□ □ □ □

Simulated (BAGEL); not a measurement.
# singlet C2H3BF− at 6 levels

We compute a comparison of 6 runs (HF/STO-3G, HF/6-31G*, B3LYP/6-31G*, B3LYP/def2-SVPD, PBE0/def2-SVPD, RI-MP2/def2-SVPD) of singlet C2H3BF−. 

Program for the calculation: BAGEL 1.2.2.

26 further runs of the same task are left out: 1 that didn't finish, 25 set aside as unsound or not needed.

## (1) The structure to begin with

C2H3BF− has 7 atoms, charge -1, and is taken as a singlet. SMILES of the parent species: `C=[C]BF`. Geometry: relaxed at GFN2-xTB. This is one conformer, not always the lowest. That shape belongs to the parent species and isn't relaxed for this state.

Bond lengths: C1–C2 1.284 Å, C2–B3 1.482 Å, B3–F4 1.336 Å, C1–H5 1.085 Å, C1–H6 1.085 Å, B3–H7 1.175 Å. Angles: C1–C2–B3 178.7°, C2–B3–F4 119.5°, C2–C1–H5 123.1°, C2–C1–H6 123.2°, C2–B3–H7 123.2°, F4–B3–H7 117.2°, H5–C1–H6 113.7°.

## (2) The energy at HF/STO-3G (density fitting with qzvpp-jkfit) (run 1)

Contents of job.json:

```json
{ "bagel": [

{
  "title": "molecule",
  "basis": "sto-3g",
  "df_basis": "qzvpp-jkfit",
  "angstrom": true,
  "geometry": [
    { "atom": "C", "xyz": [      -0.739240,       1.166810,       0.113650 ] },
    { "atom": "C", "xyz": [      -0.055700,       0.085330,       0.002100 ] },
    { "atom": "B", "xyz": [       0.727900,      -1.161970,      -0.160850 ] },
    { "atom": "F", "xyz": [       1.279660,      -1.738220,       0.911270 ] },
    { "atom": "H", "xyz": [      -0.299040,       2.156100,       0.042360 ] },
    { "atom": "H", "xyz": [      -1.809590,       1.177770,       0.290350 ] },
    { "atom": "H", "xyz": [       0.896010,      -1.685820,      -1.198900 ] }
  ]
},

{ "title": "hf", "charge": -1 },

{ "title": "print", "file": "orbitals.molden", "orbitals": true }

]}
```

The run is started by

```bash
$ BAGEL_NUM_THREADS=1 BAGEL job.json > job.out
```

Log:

□ □ □ □

◆ Work order ◆
Word for word, set down the lines from the beginning of the records through the line that holds "## (1) The structure to begin with". Leave out the rest.

◆ Response box ◆
Simulated (BAGEL); not a measurement.
# singlet C2H3BF− at 6 levels

We compute a comparison of 6 runs (HF/STO-3G, HF/6-31G*, B3LYP/6-31G*, B3LYP/def2-SVPD, PBE0/def2-SVPD, RI-MP2/def2-SVPD) of singlet C2H3BF−. 

Program for the calculation: BAGEL 1.2.2.

26 further runs of the same task are left out: 1 that didn't finish, 25 set aside as unsound or not needed.

## (1) The structure to begin with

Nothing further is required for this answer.